Set out exactly every line of the entries below, starting at the line that holds "wall time |" and stopping after the line that holds "1.53 | 44 s |".

= Beginning of Section =

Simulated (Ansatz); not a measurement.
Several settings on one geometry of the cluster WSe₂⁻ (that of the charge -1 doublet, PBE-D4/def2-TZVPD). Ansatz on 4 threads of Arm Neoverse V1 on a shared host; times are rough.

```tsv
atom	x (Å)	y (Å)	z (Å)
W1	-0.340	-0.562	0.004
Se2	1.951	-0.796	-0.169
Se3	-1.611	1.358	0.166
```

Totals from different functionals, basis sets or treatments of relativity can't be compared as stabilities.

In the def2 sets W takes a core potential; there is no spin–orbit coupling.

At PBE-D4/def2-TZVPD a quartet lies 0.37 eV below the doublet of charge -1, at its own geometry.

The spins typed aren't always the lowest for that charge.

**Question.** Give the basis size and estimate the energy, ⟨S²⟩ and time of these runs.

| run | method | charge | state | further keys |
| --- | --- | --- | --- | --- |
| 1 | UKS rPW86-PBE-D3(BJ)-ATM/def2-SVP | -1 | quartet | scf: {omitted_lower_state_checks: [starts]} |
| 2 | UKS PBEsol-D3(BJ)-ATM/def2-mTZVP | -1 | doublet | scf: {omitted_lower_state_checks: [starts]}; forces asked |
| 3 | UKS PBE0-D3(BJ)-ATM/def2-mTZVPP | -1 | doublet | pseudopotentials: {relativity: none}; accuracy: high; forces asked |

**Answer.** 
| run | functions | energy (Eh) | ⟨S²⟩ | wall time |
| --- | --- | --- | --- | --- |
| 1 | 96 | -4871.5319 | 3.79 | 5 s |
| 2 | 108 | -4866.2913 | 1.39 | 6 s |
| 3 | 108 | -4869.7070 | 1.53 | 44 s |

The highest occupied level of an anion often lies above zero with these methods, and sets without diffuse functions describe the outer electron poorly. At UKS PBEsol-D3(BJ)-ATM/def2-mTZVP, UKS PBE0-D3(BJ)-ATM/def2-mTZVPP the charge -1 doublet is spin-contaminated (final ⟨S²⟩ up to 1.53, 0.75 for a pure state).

= End of Section =

Reply:
| run | functions | energy (Eh) | ⟨S²⟩ | wall time |
| --- | --- | --- | --- | --- |
| 1 | 96 | -4871.5319 | 3.79 | 5 s |
| 2 | 108 | -4866.2913 | 1.39 | 6 s |
| 3 | 108 | -4869.7070 | 1.53 | 44 s |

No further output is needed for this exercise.